▸ **WORK TASK**:
From first line to last, the records below are to be duplicated exactly.

⟨

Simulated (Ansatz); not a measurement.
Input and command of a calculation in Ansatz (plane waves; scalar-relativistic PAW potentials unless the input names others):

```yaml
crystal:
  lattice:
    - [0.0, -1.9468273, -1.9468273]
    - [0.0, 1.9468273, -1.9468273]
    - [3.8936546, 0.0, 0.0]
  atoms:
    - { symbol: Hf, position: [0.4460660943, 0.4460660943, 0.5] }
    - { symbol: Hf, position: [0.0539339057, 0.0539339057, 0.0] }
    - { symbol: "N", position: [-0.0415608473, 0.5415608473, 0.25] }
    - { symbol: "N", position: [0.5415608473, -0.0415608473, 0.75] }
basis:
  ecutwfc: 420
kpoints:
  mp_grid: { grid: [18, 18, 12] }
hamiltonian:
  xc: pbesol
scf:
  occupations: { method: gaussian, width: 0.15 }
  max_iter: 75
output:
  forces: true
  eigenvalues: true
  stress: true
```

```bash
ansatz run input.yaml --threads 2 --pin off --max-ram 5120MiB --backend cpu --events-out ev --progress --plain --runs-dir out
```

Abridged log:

⟩

▸ **SOLUTION**:
Simulated (Ansatz); not a measurement.
Input and command of a calculation in Ansatz (plane waves; scalar-relativistic PAW potentials unless the input names others):

```yaml
crystal:
  lattice:
    - [0.0, -1.9468273, -1.9468273]
    - [0.0, 1.9468273, -1.9468273]
    - [3.8936546, 0.0, 0.0]
  atoms:
    - { symbol: Hf, position: [0.4460660943, 0.4460660943, 0.5] }
    - { symbol: Hf, position: [0.0539339057, 0.0539339057, 0.0] }
    - { symbol: "N", position: [-0.0415608473, 0.5415608473, 0.25] }
    - { symbol: "N", position: [0.5415608473, -0.0415608473, 0.75] }
basis:
  ecutwfc: 420
kpoints:
  mp_grid: { grid: [18, 18, 12] }
hamiltonian:
  xc: pbesol
scf:
  occupations: { method: gaussian, width: 0.15 }
  max_iter: 75
output:
  forces: true
  eigenvalues: true
  stress: true
```

```bash
ansatz run input.yaml --threads 2 --pin off --max-ram 5120MiB --backend cpu --events-out ev --progress --plain --runs-dir out
```

Abridged log:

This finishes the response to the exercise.